◆ **REQUIREMENT**:
Nothing should differ between your answer and the records.

----- INFORMATION GIVEN -----

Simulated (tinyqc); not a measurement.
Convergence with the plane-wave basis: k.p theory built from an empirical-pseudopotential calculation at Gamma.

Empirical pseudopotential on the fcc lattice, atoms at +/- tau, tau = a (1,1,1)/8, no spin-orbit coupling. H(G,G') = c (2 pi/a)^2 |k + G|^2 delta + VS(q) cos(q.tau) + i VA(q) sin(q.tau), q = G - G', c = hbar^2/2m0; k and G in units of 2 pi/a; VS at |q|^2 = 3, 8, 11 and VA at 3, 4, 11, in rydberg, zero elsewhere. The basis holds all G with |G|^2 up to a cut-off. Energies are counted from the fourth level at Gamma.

-----

◆ **RESPONSE BOX**:
Simulated (tinyqc); not a measurement.
Convergence with the plane-wave basis: k.p theory built from an empirical-pseudopotential calculation at Gamma.

Empirical pseudopotential on the fcc lattice, atoms at +/- tau, tau = a (1,1,1)/8, no spin-orbit coupling. H(G,G') = c (2 pi/a)^2 |k + G|^2 delta + VS(q) cos(q.tau) + i VA(q) sin(q.tau), q = G - G', c = hbar^2/2m0; k and G in units of 2 pi/a; VS at |q|^2 = 3, 8, 11 and VA at 3, 4, 11, in rydberg, zero elsewhere. The basis holds all G with |G|^2 up to a cut-off. Energies are counted from the fourth level at Gamma.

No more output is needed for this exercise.